Material shown below:

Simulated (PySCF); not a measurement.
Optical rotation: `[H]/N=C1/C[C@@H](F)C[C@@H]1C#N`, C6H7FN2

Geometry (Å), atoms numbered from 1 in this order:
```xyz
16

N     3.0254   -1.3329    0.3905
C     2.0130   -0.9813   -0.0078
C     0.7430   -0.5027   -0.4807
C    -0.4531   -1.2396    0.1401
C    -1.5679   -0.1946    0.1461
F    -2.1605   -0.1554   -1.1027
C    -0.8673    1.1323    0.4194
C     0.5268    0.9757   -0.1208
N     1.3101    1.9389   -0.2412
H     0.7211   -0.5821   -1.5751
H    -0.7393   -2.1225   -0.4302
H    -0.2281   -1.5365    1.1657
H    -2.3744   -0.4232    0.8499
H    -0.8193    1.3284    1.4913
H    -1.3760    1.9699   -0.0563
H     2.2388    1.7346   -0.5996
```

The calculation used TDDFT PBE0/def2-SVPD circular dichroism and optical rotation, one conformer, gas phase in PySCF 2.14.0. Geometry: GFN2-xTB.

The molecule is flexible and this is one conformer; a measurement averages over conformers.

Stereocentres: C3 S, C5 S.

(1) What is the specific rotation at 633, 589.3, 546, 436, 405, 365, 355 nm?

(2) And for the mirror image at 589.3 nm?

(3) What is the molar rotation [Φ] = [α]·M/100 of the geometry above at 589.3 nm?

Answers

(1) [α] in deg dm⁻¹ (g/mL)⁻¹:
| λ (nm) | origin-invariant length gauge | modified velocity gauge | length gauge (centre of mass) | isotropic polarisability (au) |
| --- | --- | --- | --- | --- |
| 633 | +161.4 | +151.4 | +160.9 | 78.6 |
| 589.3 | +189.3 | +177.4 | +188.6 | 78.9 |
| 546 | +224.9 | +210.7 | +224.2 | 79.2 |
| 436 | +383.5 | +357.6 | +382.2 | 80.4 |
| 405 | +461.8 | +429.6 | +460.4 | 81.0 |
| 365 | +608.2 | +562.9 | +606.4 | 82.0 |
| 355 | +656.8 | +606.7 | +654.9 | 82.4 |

End of Material shown.

_Brief_
Give back the opening line of the records above and every line after it, up to and including the one with "(2) And for the mirror image at 589.3 nm?", unchanged.

_Task answer_
Simulated (PySCF); not a measurement.
Optical rotation: `[H]/N=C1/C[C@@H](F)C[C@@H]1C#N`, C6H7FN2

Geometry (Å), atoms numbered from 1 in this order:
```xyz
16

N     3.0254   -1.3329    0.3905
C     2.0130   -0.9813   -0.0078
C     0.7430   -0.5027   -0.4807
C    -0.4531   -1.2396    0.1401
C    -1.5679   -0.1946    0.1461
F    -2.1605   -0.1554   -1.1027
C    -0.8673    1.1323    0.4194
C     0.5268    0.9757   -0.1208
N     1.3101    1.9389   -0.2412
H     0.7211   -0.5821   -1.5751
H    -0.7393   -2.1225   -0.4302
H    -0.2281   -1.5365    1.1657
H    -2.3744   -0.4232    0.8499
H    -0.8193    1.3284    1.4913
H    -1.3760    1.9699   -0.0563
H     2.2388    1.7346   -0.5996
```

The calculation used TDDFT PBE0/def2-SVPD circular dichroism and optical rotation, one conformer, gas phase in PySCF 2.14.0. Geometry: GFN2-xTB.

The molecule is flexible and this is one conformer; a measurement averages over conformers.

Stereocentres: C3 S, C5 S.

(1) What is the specific rotation at 633, 589.3, 546, 436, 405, 365, 355 nm?

(2) And for the mirror image at 589.3 nm?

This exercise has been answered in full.